- _Provided material_
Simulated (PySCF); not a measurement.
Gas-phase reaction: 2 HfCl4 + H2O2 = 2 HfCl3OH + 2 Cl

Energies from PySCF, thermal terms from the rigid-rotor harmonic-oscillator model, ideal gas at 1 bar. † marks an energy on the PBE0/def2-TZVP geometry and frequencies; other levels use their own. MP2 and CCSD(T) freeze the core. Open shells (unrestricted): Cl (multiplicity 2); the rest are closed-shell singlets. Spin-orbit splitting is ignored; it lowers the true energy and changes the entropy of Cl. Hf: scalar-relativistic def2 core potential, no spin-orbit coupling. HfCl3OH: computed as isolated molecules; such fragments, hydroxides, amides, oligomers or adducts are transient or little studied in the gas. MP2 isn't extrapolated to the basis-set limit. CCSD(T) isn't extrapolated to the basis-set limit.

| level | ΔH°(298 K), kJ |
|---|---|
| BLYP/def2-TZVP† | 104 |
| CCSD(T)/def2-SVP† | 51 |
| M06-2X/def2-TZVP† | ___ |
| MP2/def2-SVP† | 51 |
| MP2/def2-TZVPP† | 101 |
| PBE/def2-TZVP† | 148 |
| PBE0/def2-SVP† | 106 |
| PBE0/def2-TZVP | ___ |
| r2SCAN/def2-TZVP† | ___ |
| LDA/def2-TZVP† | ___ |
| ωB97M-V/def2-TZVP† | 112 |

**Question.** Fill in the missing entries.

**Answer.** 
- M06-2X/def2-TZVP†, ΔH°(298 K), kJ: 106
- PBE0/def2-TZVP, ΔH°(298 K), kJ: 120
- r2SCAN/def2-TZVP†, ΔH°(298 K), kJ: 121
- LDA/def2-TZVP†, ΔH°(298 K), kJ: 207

- _Requirement_
Beginning with the very first line of the records above, please retype each line through the one that has "Gas-phase reaction: 2", and add nothing.

- _Task answer_
Simulated (PySCF); not a measurement.
Gas-phase reaction: 2 HfCl4 + H2O2 = 2 HfCl3OH + 2 Cl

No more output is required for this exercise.